**STUDY MATERIAL:**
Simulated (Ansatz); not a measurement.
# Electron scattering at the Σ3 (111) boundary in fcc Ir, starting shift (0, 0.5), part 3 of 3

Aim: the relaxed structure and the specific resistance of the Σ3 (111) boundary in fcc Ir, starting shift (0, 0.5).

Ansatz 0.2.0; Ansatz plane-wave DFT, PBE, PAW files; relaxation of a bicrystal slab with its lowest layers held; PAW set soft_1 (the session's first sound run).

**REQUIREMENT:**
Type the data again exactly. Leave nothing out.

**TASK SOLUTION:**
Simulated (Ansatz); not a measurement.
# Electron scattering at the Σ3 (111) boundary in fcc Ir, starting shift (0, 0.5), part 3 of 3

Aim: the relaxed structure and the specific resistance of the Σ3 (111) boundary in fcc Ir, starting shift (0, 0.5).

Ansatz 0.2.0; Ansatz plane-wave DFT, PBE, PAW files; relaxation of a bicrystal slab with its lowest layers held; PAW set soft_1 (the session's first sound run).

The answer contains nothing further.